START RECORD EXCERPTS
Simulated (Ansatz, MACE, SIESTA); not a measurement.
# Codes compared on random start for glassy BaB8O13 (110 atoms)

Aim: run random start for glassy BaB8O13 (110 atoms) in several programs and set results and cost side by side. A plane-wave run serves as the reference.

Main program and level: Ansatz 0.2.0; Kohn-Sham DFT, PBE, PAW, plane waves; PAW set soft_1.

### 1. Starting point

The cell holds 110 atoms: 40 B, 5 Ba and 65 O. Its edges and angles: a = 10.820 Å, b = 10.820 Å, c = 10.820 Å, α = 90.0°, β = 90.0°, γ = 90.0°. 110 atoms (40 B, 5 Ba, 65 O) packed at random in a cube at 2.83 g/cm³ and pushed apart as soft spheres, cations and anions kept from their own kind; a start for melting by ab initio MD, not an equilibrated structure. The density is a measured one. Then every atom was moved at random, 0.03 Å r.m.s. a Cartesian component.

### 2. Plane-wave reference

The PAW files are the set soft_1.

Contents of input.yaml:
END RECORD EXCERPTS

Every entry is to be transcribed exactly as it stands.

Simulated (Ansatz, MACE, SIESTA); not a measurement.
# Codes compared on random start for glassy BaB8O13 (110 atoms)

Aim: run random start for glassy BaB8O13 (110 atoms) in several programs and set results and cost side by side. A plane-wave run serves as the reference.

Main program and level: Ansatz 0.2.0; Kohn-Sham DFT, PBE, PAW, plane waves; PAW set soft_1.

### 1. Starting point

The cell holds 110 atoms: 40 B, 5 Ba and 65 O. Its edges and angles: a = 10.820 Å, b = 10.820 Å, c = 10.820 Å, α = 90.0°, β = 90.0°, γ = 90.0°. 110 atoms (40 B, 5 Ba, 65 O) packed at random in a cube at 2.83 g/cm³ and pushed apart as soft spheres, cations and anions kept from their own kind; a start for melting by ab initio MD, not an equilibrated structure. The density is a measured one. Then every atom was moved at random, 0.03 Å r.m.s. a Cartesian component.

### 2. Plane-wave reference

The PAW files are the set soft_1.

Contents of input.yaml:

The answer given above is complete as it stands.